» Input data:
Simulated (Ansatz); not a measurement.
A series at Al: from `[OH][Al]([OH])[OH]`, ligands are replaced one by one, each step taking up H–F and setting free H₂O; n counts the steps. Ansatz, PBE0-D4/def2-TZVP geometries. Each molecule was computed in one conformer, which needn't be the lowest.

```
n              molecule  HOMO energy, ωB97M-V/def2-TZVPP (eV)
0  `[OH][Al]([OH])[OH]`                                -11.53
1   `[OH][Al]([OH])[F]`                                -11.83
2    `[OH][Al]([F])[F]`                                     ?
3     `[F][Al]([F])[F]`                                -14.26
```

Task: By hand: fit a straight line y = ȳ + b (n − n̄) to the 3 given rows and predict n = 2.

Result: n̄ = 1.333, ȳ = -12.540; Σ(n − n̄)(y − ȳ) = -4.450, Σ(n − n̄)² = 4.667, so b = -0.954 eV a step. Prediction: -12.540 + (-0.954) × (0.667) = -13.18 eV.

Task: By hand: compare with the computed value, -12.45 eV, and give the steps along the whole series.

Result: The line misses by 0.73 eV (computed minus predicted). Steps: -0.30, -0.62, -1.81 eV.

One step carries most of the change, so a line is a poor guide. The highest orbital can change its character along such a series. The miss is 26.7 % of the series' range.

» Assigned task:
All lines above between those holding "Task: By hand: compare" and "Result: The line", inclusive, must be set down unchanged, and no other line may be included.

» Your solution:
Task: By hand: compare with the computed value, -12.45 eV, and give the steps along the whole series.

Result: The line misses by 0.73 eV (computed minus predicted). Steps: -0.30, -0.62, -1.81 eV.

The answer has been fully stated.